::::::

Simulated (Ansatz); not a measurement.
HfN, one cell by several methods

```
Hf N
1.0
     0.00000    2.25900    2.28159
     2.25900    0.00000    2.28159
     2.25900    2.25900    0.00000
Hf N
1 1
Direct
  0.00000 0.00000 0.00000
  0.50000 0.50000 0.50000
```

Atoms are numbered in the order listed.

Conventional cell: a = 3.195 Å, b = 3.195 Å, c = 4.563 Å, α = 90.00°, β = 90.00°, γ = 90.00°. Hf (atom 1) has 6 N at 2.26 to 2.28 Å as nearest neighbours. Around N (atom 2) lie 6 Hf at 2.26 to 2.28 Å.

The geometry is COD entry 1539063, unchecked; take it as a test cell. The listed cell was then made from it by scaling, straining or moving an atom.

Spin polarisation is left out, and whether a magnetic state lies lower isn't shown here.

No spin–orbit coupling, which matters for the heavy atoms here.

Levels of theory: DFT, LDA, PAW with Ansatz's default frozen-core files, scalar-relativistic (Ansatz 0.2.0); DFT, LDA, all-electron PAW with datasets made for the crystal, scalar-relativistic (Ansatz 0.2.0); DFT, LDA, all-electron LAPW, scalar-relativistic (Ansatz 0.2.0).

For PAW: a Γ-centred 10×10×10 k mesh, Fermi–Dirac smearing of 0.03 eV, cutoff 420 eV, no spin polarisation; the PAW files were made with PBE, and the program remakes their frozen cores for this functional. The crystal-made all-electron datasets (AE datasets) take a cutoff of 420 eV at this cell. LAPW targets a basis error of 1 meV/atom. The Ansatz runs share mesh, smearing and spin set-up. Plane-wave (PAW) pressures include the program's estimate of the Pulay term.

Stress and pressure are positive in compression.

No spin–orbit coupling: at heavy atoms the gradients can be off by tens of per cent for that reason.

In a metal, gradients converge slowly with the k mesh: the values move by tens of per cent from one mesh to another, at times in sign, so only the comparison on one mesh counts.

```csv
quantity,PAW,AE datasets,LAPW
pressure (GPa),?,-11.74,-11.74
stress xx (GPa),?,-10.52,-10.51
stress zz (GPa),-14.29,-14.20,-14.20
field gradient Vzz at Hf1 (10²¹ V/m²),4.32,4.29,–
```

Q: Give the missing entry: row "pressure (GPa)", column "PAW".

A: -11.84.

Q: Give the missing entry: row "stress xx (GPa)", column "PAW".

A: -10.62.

::::::

▸ **Work task**: Could you write out exactly the lines above, starting at the first one and ending with the line that has "Conventional cell: a"?

▸ **Worked solution**:
Simulated (Ansatz); not a measurement.
HfN, one cell by several methods

```
Hf N
1.0
     0.00000    2.25900    2.28159
     2.25900    0.00000    2.28159
     2.25900    2.25900    0.00000
Hf N
1 1
Direct
  0.00000 0.00000 0.00000
  0.50000 0.50000 0.50000
```

Atoms are numbered in the order listed.

Conventional cell: a = 3.195 Å, b = 3.195 Å, c = 4.563 Å, α = 90.00°, β = 90.00°, γ = 90.00°. Hf (atom 1) has 6 N at 2.26 to 2.28 Å as nearest neighbours. Around N (atom 2) lie 6 Hf at 2.26 to 2.28 Å.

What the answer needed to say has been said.